════════════════════
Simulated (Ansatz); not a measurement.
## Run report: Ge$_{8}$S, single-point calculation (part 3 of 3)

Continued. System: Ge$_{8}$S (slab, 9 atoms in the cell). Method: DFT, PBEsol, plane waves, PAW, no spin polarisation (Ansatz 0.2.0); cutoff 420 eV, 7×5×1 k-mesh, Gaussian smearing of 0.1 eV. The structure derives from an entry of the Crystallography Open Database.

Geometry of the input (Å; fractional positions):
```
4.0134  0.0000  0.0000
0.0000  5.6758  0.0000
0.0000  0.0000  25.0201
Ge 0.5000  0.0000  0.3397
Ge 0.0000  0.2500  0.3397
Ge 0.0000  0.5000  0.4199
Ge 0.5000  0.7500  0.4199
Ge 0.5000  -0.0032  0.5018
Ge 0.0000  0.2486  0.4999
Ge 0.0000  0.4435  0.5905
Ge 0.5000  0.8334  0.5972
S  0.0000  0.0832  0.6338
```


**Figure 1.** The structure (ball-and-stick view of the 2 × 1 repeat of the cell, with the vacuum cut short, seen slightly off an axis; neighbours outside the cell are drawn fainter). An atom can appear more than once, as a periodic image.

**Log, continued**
════════════════════

WORK ORDER — All that is wanted is a faithful reproduction of the line above with "(part 3 of 3)", the line with "a periodic image.", and every line in between.

WRITTEN RESPONSE —
## Run report: Ge$_{8}$S, single-point calculation (part 3 of 3)

Continued. System: Ge$_{8}$S (slab, 9 atoms in the cell). Method: DFT, PBEsol, plane waves, PAW, no spin polarisation (Ansatz 0.2.0); cutoff 420 eV, 7×5×1 k-mesh, Gaussian smearing of 0.1 eV. The structure derives from an entry of the Crystallography Open Database.

Geometry of the input (Å; fractional positions):
```
4.0134  0.0000  0.0000
0.0000  5.6758  0.0000
0.0000  0.0000  25.0201
Ge 0.5000  0.0000  0.3397
Ge 0.0000  0.2500  0.3397
Ge 0.0000  0.5000  0.4199
Ge 0.5000  0.7500  0.4199
Ge 0.5000  -0.0032  0.5018
Ge 0.0000  0.2486  0.4999
Ge 0.0000  0.4435  0.5905
Ge 0.5000  0.8334  0.5972
S  0.0000  0.0832  0.6338
```


**Figure 1.** The structure (ball-and-stick view of the 2 × 1 repeat of the cell, with the vacuum cut short, seen slightly off an axis; neighbours outside the cell are drawn fainter). An atom can appear more than once, as a periodic image.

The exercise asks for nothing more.